*Work instruction*: Make an exact copy of the lines starting at the top of the listing below and ending at the line that contains "Run time: 32", inclusive.

[Start of section]
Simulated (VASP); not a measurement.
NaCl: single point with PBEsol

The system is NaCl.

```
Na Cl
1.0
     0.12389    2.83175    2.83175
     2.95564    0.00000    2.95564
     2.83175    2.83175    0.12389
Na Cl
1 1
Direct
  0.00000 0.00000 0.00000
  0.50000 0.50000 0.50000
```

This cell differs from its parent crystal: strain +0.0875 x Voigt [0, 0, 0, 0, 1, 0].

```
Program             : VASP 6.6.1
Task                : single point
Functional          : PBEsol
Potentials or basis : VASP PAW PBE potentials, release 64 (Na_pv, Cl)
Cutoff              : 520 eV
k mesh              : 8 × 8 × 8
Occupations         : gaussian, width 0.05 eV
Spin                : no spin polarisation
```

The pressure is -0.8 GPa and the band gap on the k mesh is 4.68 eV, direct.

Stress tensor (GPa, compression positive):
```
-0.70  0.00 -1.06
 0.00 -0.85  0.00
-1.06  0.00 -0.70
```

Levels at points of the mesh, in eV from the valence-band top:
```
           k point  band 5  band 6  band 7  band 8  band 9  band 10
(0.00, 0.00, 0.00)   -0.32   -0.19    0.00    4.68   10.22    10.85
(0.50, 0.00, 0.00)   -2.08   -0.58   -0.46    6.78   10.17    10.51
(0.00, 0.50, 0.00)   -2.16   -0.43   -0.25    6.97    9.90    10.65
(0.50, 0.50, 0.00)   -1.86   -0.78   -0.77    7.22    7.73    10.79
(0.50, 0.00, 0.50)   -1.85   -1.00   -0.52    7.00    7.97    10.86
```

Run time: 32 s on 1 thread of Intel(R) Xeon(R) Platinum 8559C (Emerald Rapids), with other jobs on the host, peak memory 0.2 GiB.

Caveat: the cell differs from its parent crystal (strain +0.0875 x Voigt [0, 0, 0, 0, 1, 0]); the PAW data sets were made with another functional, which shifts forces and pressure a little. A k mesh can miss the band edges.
[End of section]

*Written solution*:
Simulated (VASP); not a measurement.
NaCl: single point with PBEsol

The system is NaCl.

```
Na Cl
1.0
     0.12389    2.83175    2.83175
     2.95564    0.00000    2.95564
     2.83175    2.83175    0.12389
Na Cl
1 1
Direct
  0.00000 0.00000 0.00000
  0.50000 0.50000 0.50000
```

This cell differs from its parent crystal: strain +0.0875 x Voigt [0, 0, 0, 0, 1, 0].

```
Program             : VASP 6.6.1
Task                : single point
Functional          : PBEsol
Potentials or basis : VASP PAW PBE potentials, release 64 (Na_pv, Cl)
Cutoff              : 520 eV
k mesh              : 8 × 8 × 8
Occupations         : gaussian, width 0.05 eV
Spin                : no spin polarisation
```

The pressure is -0.8 GPa and the band gap on the k mesh is 4.68 eV, direct.

Stress tensor (GPa, compression positive):
```
-0.70  0.00 -1.06
 0.00 -0.85  0.00
-1.06  0.00 -0.70
```

Levels at points of the mesh, in eV from the valence-band top:
```
           k point  band 5  band 6  band 7  band 8  band 9  band 10
(0.00, 0.00, 0.00)   -0.32   -0.19    0.00    4.68   10.22    10.85
(0.50, 0.00, 0.00)   -2.08   -0.58   -0.46    6.78   10.17    10.51
(0.00, 0.50, 0.00)   -2.16   -0.43   -0.25    6.97    9.90    10.65
(0.50, 0.50, 0.00)   -1.86   -0.78   -0.77    7.22    7.73    10.79
(0.50, 0.00, 0.50)   -1.85   -1.00   -0.52    7.00    7.97    10.86
```

Run time: 32 s on 1 thread of Intel(R) Xeon(R) Platinum 8559C (Emerald Rapids), with other jobs on the host, peak memory 0.2 GiB.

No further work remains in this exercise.